- _WORK ITEM_:
All that should come back is the lines of the data below from the one containing "## BaO: single point with PBE+D3(BJ)" to the one containing "Wall time 39", inclusive, exactly as they stand.

Segment Open

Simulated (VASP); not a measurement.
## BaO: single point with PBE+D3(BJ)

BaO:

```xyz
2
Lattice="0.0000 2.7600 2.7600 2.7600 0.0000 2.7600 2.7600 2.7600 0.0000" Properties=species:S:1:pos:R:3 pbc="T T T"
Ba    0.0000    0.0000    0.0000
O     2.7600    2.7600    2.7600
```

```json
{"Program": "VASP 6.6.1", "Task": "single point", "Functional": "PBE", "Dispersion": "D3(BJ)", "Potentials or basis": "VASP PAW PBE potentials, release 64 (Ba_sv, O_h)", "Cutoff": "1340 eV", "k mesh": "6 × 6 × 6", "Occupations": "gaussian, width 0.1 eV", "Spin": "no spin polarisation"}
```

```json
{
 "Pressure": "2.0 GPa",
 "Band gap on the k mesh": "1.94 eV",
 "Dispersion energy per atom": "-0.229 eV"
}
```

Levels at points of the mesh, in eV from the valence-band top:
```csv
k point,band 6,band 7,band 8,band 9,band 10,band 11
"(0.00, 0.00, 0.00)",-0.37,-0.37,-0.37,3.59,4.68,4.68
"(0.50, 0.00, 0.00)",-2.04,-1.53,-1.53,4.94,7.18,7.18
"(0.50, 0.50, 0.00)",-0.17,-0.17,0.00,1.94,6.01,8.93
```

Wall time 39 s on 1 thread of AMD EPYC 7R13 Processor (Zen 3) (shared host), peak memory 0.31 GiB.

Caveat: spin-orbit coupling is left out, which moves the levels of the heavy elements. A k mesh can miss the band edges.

Segment Closed

- _WRITTEN ANSWER_:
## BaO: single point with PBE+D3(BJ)

BaO:

```xyz
2
Lattice="0.0000 2.7600 2.7600 2.7600 0.0000 2.7600 2.7600 2.7600 0.0000" Properties=species:S:1:pos:R:3 pbc="T T T"
Ba    0.0000    0.0000    0.0000
O     2.7600    2.7600    2.7600
```

```json
{"Program": "VASP 6.6.1", "Task": "single point", "Functional": "PBE", "Dispersion": "D3(BJ)", "Potentials or basis": "VASP PAW PBE potentials, release 64 (Ba_sv, O_h)", "Cutoff": "1340 eV", "k mesh": "6 × 6 × 6", "Occupations": "gaussian, width 0.1 eV", "Spin": "no spin polarisation"}
```

```json
{
 "Pressure": "2.0 GPa",
 "Band gap on the k mesh": "1.94 eV",
 "Dispersion energy per atom": "-0.229 eV"
}
```

Levels at points of the mesh, in eV from the valence-band top:
```csv
k point,band 6,band 7,band 8,band 9,band 10,band 11
"(0.00, 0.00, 0.00)",-0.37,-0.37,-0.37,3.59,4.68,4.68
"(0.50, 0.00, 0.00)",-2.04,-1.53,-1.53,4.94,7.18,7.18
"(0.50, 0.50, 0.00)",-0.17,-0.17,0.00,1.94,6.01,8.93
```

Wall time 39 s on 1 thread of AMD EPYC 7R13 Processor (Zen 3) (shared host), peak memory 0.31 GiB.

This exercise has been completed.